*** SOURCE INFORMATION ***

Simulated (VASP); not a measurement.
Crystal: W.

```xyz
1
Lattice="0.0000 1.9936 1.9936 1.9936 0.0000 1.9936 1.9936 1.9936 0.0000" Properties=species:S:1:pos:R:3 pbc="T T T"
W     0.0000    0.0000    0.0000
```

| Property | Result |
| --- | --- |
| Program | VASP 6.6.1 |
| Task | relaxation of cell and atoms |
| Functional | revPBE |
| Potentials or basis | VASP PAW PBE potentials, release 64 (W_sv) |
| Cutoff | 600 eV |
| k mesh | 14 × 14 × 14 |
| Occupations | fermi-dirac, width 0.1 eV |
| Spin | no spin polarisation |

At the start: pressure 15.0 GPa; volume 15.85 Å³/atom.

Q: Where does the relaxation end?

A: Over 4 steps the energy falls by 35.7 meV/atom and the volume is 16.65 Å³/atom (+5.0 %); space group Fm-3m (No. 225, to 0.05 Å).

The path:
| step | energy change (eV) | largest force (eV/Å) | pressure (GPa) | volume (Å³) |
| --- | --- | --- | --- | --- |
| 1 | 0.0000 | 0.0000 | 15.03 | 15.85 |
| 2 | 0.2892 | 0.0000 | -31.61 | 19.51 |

*** End of SOURCE INFORMATION ***

### WORK REQUEST:
From the data above, output only the lines between the line containing "14 × 14 × 14 |" and the line containing "Q: Where does the relaxation end?", inclusive, exactly as written.

### TASK RESPONSE:
| k mesh | 14 × 14 × 14 |
| Occupations | fermi-dirac, width 0.1 eV |
| Spin | no spin polarisation |

At the start: pressure 15.0 GPa; volume 15.85 Å³/atom.

Q: Where does the relaxation end?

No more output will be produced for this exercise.